====
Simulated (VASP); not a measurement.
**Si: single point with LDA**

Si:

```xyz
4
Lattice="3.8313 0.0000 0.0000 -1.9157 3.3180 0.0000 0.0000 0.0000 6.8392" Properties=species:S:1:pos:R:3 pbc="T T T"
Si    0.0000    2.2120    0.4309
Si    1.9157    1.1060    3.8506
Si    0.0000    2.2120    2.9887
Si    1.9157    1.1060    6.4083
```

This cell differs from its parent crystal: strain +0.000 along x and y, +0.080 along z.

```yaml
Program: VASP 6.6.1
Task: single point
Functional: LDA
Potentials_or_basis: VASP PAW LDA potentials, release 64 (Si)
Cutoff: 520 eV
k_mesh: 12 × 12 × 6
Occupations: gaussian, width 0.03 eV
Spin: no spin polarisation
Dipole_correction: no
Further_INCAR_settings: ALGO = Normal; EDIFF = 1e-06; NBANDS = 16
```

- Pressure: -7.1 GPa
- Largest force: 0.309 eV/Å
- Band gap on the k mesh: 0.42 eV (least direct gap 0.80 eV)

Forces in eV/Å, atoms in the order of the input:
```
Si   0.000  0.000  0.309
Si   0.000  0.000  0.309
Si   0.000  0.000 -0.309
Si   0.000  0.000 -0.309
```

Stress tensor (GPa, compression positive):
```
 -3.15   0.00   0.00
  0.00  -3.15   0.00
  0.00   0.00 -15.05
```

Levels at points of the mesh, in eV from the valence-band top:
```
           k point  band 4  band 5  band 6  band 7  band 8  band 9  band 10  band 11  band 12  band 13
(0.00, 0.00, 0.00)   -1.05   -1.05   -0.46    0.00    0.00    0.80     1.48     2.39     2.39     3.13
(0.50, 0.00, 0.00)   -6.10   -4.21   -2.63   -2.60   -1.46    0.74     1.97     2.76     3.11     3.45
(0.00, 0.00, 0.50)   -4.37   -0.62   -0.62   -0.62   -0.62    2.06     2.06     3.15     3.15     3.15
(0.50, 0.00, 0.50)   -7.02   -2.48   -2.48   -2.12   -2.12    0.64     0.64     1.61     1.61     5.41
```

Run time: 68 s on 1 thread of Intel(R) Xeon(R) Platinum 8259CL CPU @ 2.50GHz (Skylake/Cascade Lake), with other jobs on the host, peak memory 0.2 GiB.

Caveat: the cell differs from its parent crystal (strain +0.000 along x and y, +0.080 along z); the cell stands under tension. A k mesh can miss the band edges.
====

* **Brief**: Beginning with the first line of the listing above, print each line exactly until you have printed the line that contains "Run time: 68".

* **Task response**:
Simulated (VASP); not a measurement.
**Si: single point with LDA**

Si:

```xyz
4
Lattice="3.8313 0.0000 0.0000 -1.9157 3.3180 0.0000 0.0000 0.0000 6.8392" Properties=species:S:1:pos:R:3 pbc="T T T"
Si    0.0000    2.2120    0.4309
Si    1.9157    1.1060    3.8506
Si    0.0000    2.2120    2.9887
Si    1.9157    1.1060    6.4083
```

This cell differs from its parent crystal: strain +0.000 along x and y, +0.080 along z.

```yaml
Program: VASP 6.6.1
Task: single point
Functional: LDA
Potentials_or_basis: VASP PAW LDA potentials, release 64 (Si)
Cutoff: 520 eV
k_mesh: 12 × 12 × 6
Occupations: gaussian, width 0.03 eV
Spin: no spin polarisation
Dipole_correction: no
Further_INCAR_settings: ALGO = Normal; EDIFF = 1e-06; NBANDS = 16
```

- Pressure: -7.1 GPa
- Largest force: 0.309 eV/Å
- Band gap on the k mesh: 0.42 eV (least direct gap 0.80 eV)

Forces in eV/Å, atoms in the order of the input:
```
Si   0.000  0.000  0.309
Si   0.000  0.000  0.309
Si   0.000  0.000 -0.309
Si   0.000  0.000 -0.309
```

Stress tensor (GPa, compression positive):
```
 -3.15   0.00   0.00
  0.00  -3.15   0.00
  0.00   0.00 -15.05
```

Levels at points of the mesh, in eV from the valence-band top:
```
           k point  band 4  band 5  band 6  band 7  band 8  band 9  band 10  band 11  band 12  band 13
(0.00, 0.00, 0.00)   -1.05   -1.05   -0.46    0.00    0.00    0.80     1.48     2.39     2.39     3.13
(0.50, 0.00, 0.00)   -6.10   -4.21   -2.63   -2.60   -1.46    0.74     1.97     2.76     3.11     3.45
(0.00, 0.00, 0.50)   -4.37   -0.62   -0.62   -0.62   -0.62    2.06     2.06     3.15     3.15     3.15
(0.50, 0.00, 0.50)   -7.02   -2.48   -2.48   -2.12   -2.12    0.64     0.64     1.61     1.61     5.41
```

Run time: 68 s on 1 thread of Intel(R) Xeon(R) Platinum 8259CL CPU @ 2.50GHz (Skylake/Cascade Lake), with other jobs on the host, peak memory 0.2 GiB.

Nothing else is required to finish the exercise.